▸ **RECORDED INFORMATION**
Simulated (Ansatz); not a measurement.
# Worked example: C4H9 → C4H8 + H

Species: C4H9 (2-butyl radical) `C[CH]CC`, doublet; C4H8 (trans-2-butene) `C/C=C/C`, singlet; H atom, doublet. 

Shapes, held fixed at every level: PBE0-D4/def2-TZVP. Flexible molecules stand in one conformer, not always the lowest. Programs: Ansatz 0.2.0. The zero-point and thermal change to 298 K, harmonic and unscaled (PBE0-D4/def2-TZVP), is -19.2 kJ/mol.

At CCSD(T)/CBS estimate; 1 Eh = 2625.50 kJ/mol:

▸ **REQUIRED ACTION**
An exact copy of the material above is needed.

▸ **TASK ANSWER**
Simulated (Ansatz); not a measurement.
# Worked example: C4H9 → C4H8 + H

Species: C4H9 (2-butyl radical) `C[CH]CC`, doublet; C4H8 (trans-2-butene) `C/C=C/C`, singlet; H atom, doublet. 

Shapes, held fixed at every level: PBE0-D4/def2-TZVP. Flexible molecules stand in one conformer, not always the lowest. Programs: Ansatz 0.2.0. The zero-point and thermal change to 298 K, harmonic and unscaled (PBE0-D4/def2-TZVP), is -19.2 kJ/mol.

At CCSD(T)/CBS estimate; 1 Eh = 2625.50 kJ/mol:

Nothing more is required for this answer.